********************

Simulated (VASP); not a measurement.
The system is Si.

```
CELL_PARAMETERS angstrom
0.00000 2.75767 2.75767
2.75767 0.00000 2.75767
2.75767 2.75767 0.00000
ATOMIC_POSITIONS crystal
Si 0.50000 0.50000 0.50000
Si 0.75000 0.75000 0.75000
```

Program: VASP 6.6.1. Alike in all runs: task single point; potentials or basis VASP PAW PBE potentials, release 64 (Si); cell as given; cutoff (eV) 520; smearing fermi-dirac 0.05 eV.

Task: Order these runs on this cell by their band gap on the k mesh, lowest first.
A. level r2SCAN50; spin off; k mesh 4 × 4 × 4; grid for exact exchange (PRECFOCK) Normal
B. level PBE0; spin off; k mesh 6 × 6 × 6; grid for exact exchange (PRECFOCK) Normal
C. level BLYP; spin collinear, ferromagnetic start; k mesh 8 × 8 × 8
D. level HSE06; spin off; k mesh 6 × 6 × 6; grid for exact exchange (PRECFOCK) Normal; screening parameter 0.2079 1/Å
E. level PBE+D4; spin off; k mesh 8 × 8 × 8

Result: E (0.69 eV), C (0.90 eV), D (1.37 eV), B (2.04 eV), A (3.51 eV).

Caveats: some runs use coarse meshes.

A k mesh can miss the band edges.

********************

**Activity**
Set down, exactly as they appear above, all lines from the one that has "C. level BLYP;" down to the one that has "Caveats: some runs use coarse meshes.", including those two and no others.

**Exercise result**
C. level BLYP; spin collinear, ferromagnetic start; k mesh 8 × 8 × 8
D. level HSE06; spin off; k mesh 6 × 6 × 6; grid for exact exchange (PRECFOCK) Normal; screening parameter 0.2079 1/Å
E. level PBE+D4; spin off; k mesh 8 × 8 × 8

Result: E (0.69 eV), C (0.90 eV), D (1.37 eV), B (2.04 eV), A (3.51 eV).

Caveats: some runs use coarse meshes.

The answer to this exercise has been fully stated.